=== Action item ===
Print the data below exactly, but only the lines from the one containing "B. C, a = 4.37" down to the one containing "Q: Which system is this?", inclusive.

((
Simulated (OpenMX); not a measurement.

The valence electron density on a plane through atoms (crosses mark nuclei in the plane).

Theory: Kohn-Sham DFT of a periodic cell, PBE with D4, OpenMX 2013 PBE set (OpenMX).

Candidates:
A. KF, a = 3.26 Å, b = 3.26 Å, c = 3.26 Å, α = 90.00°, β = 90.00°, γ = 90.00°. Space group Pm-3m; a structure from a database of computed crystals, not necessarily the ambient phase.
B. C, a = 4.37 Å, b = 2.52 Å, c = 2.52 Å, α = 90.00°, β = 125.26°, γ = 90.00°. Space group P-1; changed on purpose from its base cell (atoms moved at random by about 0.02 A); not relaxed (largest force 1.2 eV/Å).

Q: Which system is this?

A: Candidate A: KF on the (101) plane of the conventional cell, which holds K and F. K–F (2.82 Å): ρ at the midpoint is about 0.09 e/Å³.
))

=== Response box ===
B. C, a = 4.37 Å, b = 2.52 Å, c = 2.52 Å, α = 90.00°, β = 125.26°, γ = 90.00°. Space group P-1; changed on purpose from its base cell (atoms moved at random by about 0.02 A); not relaxed (largest force 1.2 eV/Å).

Q: Which system is this?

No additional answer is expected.